_DATASET EXTRACT_.
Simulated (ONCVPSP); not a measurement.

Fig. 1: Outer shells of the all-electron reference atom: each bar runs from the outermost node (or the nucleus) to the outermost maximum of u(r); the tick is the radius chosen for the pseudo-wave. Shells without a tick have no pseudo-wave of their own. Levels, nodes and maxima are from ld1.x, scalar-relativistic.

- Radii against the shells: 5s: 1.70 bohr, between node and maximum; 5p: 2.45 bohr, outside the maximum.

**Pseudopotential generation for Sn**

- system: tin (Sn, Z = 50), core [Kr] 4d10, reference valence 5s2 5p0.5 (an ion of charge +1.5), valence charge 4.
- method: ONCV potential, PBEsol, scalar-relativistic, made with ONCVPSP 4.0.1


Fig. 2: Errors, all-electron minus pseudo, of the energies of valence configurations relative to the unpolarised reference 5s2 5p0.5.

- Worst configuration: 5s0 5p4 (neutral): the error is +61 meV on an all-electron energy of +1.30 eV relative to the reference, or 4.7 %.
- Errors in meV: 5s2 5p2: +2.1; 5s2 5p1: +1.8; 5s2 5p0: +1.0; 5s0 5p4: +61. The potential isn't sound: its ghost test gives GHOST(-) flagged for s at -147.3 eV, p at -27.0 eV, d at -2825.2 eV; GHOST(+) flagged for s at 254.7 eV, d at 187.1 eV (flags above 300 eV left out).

_REQUIRED ACTION_. All that should be written out is the stretch of lines above between the one holding "- system: tin" and the one holding "- Worst configuration: 5s0", inclusive, exactly as given.

_YOUR RESPONSE_.
- system: tin (Sn, Z = 50), core [Kr] 4d10, reference valence 5s2 5p0.5 (an ion of charge +1.5), valence charge 4.
- method: ONCV potential, PBEsol, scalar-relativistic, made with ONCVPSP 4.0.1


Fig. 2: Errors, all-electron minus pseudo, of the energies of valence configurations relative to the unpolarised reference 5s2 5p0.5.

- Worst configuration: 5s0 5p4 (neutral): the error is +61 meV on an all-electron energy of +1.30 eV relative to the reference, or 4.7 %.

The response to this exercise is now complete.